● Task item
Begin at the top of the records and copy each line exactly. The line containing "Species: Os. Configuration: [Xe]" is the last one to include.

** Opening Data for analysis block **

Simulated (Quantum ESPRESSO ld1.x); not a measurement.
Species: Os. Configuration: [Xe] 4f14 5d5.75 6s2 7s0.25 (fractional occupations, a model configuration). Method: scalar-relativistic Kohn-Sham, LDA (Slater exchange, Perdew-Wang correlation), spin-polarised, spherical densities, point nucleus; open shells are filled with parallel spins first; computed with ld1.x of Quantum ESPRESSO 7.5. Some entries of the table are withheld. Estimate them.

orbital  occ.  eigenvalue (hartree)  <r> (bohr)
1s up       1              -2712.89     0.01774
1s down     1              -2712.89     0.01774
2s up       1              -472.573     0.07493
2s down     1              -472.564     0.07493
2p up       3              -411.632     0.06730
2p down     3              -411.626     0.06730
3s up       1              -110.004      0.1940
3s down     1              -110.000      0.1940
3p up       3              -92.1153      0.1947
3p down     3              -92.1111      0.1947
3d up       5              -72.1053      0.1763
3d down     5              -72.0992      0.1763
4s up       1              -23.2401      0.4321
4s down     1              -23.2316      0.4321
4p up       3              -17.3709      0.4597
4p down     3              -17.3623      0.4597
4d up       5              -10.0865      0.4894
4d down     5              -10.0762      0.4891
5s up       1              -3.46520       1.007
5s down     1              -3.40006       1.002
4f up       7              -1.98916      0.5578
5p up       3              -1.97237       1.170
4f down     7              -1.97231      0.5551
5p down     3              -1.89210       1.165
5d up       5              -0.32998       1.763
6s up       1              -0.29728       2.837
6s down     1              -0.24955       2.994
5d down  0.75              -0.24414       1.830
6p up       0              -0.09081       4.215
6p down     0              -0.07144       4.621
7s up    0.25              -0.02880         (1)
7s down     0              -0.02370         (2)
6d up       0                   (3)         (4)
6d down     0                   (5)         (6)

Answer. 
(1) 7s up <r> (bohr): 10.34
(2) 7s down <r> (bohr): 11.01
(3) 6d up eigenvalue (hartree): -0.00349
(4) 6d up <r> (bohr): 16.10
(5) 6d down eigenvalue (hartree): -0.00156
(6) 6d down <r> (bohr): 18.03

** Closing Data for analysis block **

● Written reply
Simulated (Quantum ESPRESSO ld1.x); not a measurement.
Species: Os. Configuration: [Xe] 4f14 5d5.75 6s2 7s0.25 (fractional occupations, a model configuration). Method: scalar-relativistic Kohn-Sham, LDA (Slater exchange, Perdew-Wang correlation), spin-polarised, spherical densities, point nucleus; open shells are filled with parallel spins first; computed with ld1.x of Quantum ESPRESSO 7.5. Some entries of the table are withheld. Estimate them.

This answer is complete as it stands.